## WORK ITEM
Would you print the records below without changing anything?

## EXTRACTED INFORMATION
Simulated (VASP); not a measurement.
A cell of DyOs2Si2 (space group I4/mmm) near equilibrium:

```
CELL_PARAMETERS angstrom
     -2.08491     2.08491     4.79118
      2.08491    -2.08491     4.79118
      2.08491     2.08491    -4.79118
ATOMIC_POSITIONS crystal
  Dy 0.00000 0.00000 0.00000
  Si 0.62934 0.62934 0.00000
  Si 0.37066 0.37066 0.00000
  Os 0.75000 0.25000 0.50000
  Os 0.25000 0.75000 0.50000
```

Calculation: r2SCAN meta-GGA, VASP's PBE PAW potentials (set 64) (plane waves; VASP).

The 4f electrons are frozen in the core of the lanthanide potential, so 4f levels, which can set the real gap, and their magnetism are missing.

## ANSWER BOX
Simulated (VASP); not a measurement.
A cell of DyOs2Si2 (space group I4/mmm) near equilibrium:

```
CELL_PARAMETERS angstrom
     -2.08491     2.08491     4.79118
      2.08491    -2.08491     4.79118
      2.08491     2.08491    -4.79118
ATOMIC_POSITIONS crystal
  Dy 0.00000 0.00000 0.00000
  Si 0.62934 0.62934 0.00000
  Si 0.37066 0.37066 0.00000
  Os 0.75000 0.25000 0.50000
  Os 0.25000 0.75000 0.50000
```

Calculation: r2SCAN meta-GGA, VASP's PBE PAW potentials (set 64) (plane waves; VASP).

The 4f electrons are frozen in the core of the lanthanide potential, so 4f levels, which can set the real gap, and their magnetism are missing.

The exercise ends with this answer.